Entries shown:
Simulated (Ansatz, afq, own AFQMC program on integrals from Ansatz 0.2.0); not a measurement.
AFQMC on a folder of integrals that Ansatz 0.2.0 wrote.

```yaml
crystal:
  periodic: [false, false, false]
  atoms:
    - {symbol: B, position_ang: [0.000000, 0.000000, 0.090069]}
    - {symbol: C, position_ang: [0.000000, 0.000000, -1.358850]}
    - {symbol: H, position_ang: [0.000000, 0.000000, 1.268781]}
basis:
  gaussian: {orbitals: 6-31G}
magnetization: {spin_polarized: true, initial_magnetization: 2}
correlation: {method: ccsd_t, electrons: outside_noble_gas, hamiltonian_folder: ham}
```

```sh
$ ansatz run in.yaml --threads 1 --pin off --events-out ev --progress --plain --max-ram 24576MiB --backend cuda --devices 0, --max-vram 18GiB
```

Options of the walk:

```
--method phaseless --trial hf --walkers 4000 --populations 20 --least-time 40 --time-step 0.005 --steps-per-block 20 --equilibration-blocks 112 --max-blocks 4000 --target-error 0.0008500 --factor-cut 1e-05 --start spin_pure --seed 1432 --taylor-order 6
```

Requirement: Each line of the listing should be copied exactly.

Written response:
Simulated (Ansatz, afq, own AFQMC program on integrals from Ansatz 0.2.0); not a measurement.
AFQMC on a folder of integrals that Ansatz 0.2.0 wrote.

```yaml
crystal:
  periodic: [false, false, false]
  atoms:
    - {symbol: B, position_ang: [0.000000, 0.000000, 0.090069]}
    - {symbol: C, position_ang: [0.000000, 0.000000, -1.358850]}
    - {symbol: H, position_ang: [0.000000, 0.000000, 1.268781]}
basis:
  gaussian: {orbitals: 6-31G}
magnetization: {spin_polarized: true, initial_magnetization: 2}
correlation: {method: ccsd_t, electrons: outside_noble_gas, hamiltonian_folder: ham}
```

```sh
$ ansatz run in.yaml --threads 1 --pin off --events-out ev --progress --plain --max-ram 24576MiB --backend cuda --devices 0, --max-vram 18GiB
```

Options of the walk:

```
--method phaseless --trial hf --walkers 4000 --populations 20 --least-time 40 --time-step 0.005 --steps-per-block 20 --equilibration-blocks 112 --max-blocks 4000 --target-error 0.0008500 --factor-cut 1e-05 --start spin_pure --seed 1432 --taylor-order 6
```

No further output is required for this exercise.